» **DATASET EXCERPTS**
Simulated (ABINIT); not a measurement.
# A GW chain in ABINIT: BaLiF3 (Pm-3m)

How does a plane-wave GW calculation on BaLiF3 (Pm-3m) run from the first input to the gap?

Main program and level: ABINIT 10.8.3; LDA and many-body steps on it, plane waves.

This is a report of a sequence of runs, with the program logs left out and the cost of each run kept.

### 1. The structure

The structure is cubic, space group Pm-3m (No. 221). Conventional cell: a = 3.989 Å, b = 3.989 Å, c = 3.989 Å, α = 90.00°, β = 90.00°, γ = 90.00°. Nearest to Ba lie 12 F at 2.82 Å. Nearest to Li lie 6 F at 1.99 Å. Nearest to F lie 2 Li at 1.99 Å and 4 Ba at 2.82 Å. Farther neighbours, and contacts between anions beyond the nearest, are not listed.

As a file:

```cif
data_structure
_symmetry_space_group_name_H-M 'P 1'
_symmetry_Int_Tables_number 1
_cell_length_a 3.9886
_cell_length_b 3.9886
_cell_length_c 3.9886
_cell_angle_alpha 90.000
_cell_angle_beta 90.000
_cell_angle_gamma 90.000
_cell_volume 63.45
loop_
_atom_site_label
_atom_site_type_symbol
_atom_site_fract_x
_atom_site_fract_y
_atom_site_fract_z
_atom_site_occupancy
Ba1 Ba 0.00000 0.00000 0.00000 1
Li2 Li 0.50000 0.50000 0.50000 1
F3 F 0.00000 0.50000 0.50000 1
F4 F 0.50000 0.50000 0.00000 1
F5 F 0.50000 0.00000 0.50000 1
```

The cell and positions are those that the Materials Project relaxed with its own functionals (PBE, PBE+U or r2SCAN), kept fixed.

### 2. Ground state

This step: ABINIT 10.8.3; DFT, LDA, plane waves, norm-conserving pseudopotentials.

» **ACTIVITY**
Could you restate every entry verbatim, please?

» **WRITTEN REPLY**
Simulated (ABINIT); not a measurement.
# A GW chain in ABINIT: BaLiF3 (Pm-3m)

How does a plane-wave GW calculation on BaLiF3 (Pm-3m) run from the first input to the gap?

Main program and level: ABINIT 10.8.3; LDA and many-body steps on it, plane waves.

This is a report of a sequence of runs, with the program logs left out and the cost of each run kept.

### 1. The structure

The structure is cubic, space group Pm-3m (No. 221). Conventional cell: a = 3.989 Å, b = 3.989 Å, c = 3.989 Å, α = 90.00°, β = 90.00°, γ = 90.00°. Nearest to Ba lie 12 F at 2.82 Å. Nearest to Li lie 6 F at 1.99 Å. Nearest to F lie 2 Li at 1.99 Å and 4 Ba at 2.82 Å. Farther neighbours, and contacts between anions beyond the nearest, are not listed.

As a file:

```cif
data_structure
_symmetry_space_group_name_H-M 'P 1'
_symmetry_Int_Tables_number 1
_cell_length_a 3.9886
_cell_length_b 3.9886
_cell_length_c 3.9886
_cell_angle_alpha 90.000
_cell_angle_beta 90.000
_cell_angle_gamma 90.000
_cell_volume 63.45
loop_
_atom_site_label
_atom_site_type_symbol
_atom_site_fract_x
_atom_site_fract_y
_atom_site_fract_z
_atom_site_occupancy
Ba1 Ba 0.00000 0.00000 0.00000 1
Li2 Li 0.50000 0.50000 0.50000 1
F3 F 0.00000 0.50000 0.50000 1
F4 F 0.50000 0.50000 0.00000 1
F5 F 0.50000 0.00000 0.50000 1
```

The cell and positions are those that the Materials Project relaxed with its own functionals (PBE, PBE+U or r2SCAN), kept fixed.

### 2. Ground state

This step: ABINIT 10.8.3; DFT, LDA, plane waves, norm-conserving pseudopotentials.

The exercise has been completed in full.